§ **Work instruction**
All of the records should be given back exactly and in full.

§ **Data shown**
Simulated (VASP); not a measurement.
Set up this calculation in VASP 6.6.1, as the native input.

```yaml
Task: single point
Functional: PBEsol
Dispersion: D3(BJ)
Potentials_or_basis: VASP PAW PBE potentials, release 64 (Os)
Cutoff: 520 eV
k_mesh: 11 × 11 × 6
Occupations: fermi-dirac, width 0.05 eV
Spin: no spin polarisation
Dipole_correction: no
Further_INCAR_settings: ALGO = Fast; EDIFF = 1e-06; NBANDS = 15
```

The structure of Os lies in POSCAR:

§ **Answer section**
Simulated (VASP); not a measurement.
Set up this calculation in VASP 6.6.1, as the native input.

```yaml
Task: single point
Functional: PBEsol
Dispersion: D3(BJ)
Potentials_or_basis: VASP PAW PBE potentials, release 64 (Os)
Cutoff: 520 eV
k_mesh: 11 × 11 × 6
Occupations: fermi-dirac, width 0.05 eV
Spin: no spin polarisation
Dipole_correction: no
Further_INCAR_settings: ALGO = Fast; EDIFF = 1e-06; NBANDS = 15
```

The structure of Os lies in POSCAR:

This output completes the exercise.